Work instruction:
When the line with "Metal gate on" is reached, include it and stop; before that, copy each line of the listing exactly from the first.

[Given information — start]

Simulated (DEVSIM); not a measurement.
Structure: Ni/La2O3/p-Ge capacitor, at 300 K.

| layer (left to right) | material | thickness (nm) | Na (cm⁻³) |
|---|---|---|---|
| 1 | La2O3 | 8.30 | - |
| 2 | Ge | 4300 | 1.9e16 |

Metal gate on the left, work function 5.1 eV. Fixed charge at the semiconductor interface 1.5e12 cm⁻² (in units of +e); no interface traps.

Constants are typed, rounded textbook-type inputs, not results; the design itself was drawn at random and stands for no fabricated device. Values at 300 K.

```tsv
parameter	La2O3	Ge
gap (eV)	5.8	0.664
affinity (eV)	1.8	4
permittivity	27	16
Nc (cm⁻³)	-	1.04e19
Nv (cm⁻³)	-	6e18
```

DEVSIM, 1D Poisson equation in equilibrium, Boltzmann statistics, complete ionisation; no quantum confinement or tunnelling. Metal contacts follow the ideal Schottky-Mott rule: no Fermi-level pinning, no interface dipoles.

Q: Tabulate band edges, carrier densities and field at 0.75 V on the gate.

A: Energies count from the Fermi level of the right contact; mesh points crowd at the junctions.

[Given information — finish]

Answer area:
Simulated (DEVSIM); not a measurement.
Structure: Ni/La2O3/p-Ge capacitor, at 300 K.

| layer (left to right) | material | thickness (nm) | Na (cm⁻³) |
|---|---|---|---|
| 1 | La2O3 | 8.30 | - |
| 2 | Ge | 4300 | 1.9e16 |

Metal gate on the left, work function 5.1 eV. Fixed charge at the semiconductor interface 1.5e12 cm⁻² (in units of +e); no interface traps.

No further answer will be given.